────────────────────────────────────────
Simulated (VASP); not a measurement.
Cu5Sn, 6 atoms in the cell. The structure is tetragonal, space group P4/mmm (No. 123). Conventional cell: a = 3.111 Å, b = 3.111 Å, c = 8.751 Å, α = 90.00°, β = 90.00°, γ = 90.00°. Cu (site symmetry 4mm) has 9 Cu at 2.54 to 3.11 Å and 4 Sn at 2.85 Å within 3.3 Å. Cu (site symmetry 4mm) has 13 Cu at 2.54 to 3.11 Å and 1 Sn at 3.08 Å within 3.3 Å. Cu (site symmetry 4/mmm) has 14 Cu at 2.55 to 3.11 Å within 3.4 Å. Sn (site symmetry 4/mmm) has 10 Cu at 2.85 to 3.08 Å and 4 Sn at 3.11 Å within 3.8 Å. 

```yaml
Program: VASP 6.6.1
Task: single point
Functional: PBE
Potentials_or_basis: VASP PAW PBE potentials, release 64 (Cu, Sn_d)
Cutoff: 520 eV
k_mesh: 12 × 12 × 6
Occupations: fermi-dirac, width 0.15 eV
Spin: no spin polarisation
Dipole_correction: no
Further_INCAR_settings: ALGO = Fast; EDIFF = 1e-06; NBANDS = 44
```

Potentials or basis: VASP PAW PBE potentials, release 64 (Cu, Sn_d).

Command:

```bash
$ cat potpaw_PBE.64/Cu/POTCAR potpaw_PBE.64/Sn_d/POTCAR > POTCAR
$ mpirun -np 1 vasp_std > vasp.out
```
────────────────────────────────────────

▶ [Assigned task]
What is needed is an exact copy of all the data above.

▶ [Task solution]
Simulated (VASP); not a measurement.
Cu5Sn, 6 atoms in the cell. The structure is tetragonal, space group P4/mmm (No. 123). Conventional cell: a = 3.111 Å, b = 3.111 Å, c = 8.751 Å, α = 90.00°, β = 90.00°, γ = 90.00°. Cu (site symmetry 4mm) has 9 Cu at 2.54 to 3.11 Å and 4 Sn at 2.85 Å within 3.3 Å. Cu (site symmetry 4mm) has 13 Cu at 2.54 to 3.11 Å and 1 Sn at 3.08 Å within 3.3 Å. Cu (site symmetry 4/mmm) has 14 Cu at 2.55 to 3.11 Å within 3.4 Å. Sn (site symmetry 4/mmm) has 10 Cu at 2.85 to 3.08 Å and 4 Sn at 3.11 Å within 3.8 Å. 

```yaml
Program: VASP 6.6.1
Task: single point
Functional: PBE
Potentials_or_basis: VASP PAW PBE potentials, release 64 (Cu, Sn_d)
Cutoff: 520 eV
k_mesh: 12 × 12 × 6
Occupations: fermi-dirac, width 0.15 eV
Spin: no spin polarisation
Dipole_correction: no
Further_INCAR_settings: ALGO = Fast; EDIFF = 1e-06; NBANDS = 44
```

Potentials or basis: VASP PAW PBE potentials, release 64 (Cu, Sn_d).

Command:

```bash
$ cat potpaw_PBE.64/Cu/POTCAR potpaw_PBE.64/Sn_d/POTCAR > POTCAR
$ mpirun -np 1 vasp_std > vasp.out
```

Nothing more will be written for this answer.